REQUIREMENT: From the listing below, reproduce word for word the part that opens with the line containing "there: Ansatz PAW." and closes with the line containing "Potentials or basis: Ansatz PAW."; reproduce nothing else.

EXERCISE DATA:
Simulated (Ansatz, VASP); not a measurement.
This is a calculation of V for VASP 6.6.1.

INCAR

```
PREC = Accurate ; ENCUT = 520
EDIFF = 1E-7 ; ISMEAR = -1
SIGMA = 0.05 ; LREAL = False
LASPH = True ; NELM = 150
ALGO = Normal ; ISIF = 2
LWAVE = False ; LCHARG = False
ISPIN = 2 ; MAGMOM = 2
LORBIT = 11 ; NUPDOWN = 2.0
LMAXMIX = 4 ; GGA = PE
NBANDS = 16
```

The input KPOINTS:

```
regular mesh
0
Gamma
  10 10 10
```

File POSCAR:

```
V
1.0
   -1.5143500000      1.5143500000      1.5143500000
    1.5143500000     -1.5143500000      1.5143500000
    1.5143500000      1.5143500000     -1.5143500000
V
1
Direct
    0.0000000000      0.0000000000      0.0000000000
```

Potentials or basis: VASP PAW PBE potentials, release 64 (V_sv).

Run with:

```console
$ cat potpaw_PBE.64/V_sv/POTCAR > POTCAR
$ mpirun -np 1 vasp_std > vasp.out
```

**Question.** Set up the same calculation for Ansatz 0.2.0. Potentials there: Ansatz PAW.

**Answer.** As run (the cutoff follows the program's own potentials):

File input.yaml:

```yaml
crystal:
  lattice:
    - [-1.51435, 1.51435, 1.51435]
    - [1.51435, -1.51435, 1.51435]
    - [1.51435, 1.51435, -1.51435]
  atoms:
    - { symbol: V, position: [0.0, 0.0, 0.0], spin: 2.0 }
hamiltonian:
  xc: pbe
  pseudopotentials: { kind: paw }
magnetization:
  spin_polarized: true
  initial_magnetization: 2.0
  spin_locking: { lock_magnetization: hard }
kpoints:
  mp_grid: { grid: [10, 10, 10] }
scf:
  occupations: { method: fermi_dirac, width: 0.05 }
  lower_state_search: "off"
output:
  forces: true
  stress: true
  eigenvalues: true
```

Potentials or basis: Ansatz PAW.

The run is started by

EXPECTED ANSWER:
**Question.** Set up the same calculation for Ansatz 0.2.0. Potentials there: Ansatz PAW.

**Answer.** As run (the cutoff follows the program's own potentials):

File input.yaml:

```yaml
crystal:
  lattice:
    - [-1.51435, 1.51435, 1.51435]
    - [1.51435, -1.51435, 1.51435]
    - [1.51435, 1.51435, -1.51435]
  atoms:
    - { symbol: V, position: [0.0, 0.0, 0.0], spin: 2.0 }
hamiltonian:
  xc: pbe
  pseudopotentials: { kind: paw }
magnetization:
  spin_polarized: true
  initial_magnetization: 2.0
  spin_locking: { lock_magnetization: hard }
kpoints:
  mp_grid: { grid: [10, 10, 10] }
scf:
  occupations: { method: fermi_dirac, width: 0.05 }
  lower_state_search: "off"
output:
  forces: true
  stress: true
  eigenvalues: true
```

Potentials or basis: Ansatz PAW.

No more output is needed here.